MATERIAL SUPPLIED:
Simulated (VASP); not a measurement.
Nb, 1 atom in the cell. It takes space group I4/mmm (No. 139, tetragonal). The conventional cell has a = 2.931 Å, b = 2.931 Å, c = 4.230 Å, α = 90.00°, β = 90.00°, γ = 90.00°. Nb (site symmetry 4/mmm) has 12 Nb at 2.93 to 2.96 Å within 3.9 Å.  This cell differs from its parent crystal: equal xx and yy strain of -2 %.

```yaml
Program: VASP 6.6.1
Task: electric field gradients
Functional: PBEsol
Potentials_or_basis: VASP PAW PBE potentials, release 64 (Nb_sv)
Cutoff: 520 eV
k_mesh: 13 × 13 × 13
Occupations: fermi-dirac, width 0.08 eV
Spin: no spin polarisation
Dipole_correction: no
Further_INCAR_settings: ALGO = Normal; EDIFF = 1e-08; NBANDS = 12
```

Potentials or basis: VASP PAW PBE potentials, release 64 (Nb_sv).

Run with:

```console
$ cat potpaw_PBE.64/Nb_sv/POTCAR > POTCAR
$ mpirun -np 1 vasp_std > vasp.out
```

REQUIREMENT: When you reach the end of the data, write every line out again verbatim.

WORKED SOLUTION:
Simulated (VASP); not a measurement.
Nb, 1 atom in the cell. It takes space group I4/mmm (No. 139, tetragonal). The conventional cell has a = 2.931 Å, b = 2.931 Å, c = 4.230 Å, α = 90.00°, β = 90.00°, γ = 90.00°. Nb (site symmetry 4/mmm) has 12 Nb at 2.93 to 2.96 Å within 3.9 Å.  This cell differs from its parent crystal: equal xx and yy strain of -2 %.

```yaml
Program: VASP 6.6.1
Task: electric field gradients
Functional: PBEsol
Potentials_or_basis: VASP PAW PBE potentials, release 64 (Nb_sv)
Cutoff: 520 eV
k_mesh: 13 × 13 × 13
Occupations: fermi-dirac, width 0.08 eV
Spin: no spin polarisation
Dipole_correction: no
Further_INCAR_settings: ALGO = Normal; EDIFF = 1e-08; NBANDS = 12
```

Potentials or basis: VASP PAW PBE potentials, release 64 (Nb_sv).

Run with:

```console
$ cat potpaw_PBE.64/Nb_sv/POTCAR > POTCAR
$ mpirun -np 1 vasp_std > vasp.out
```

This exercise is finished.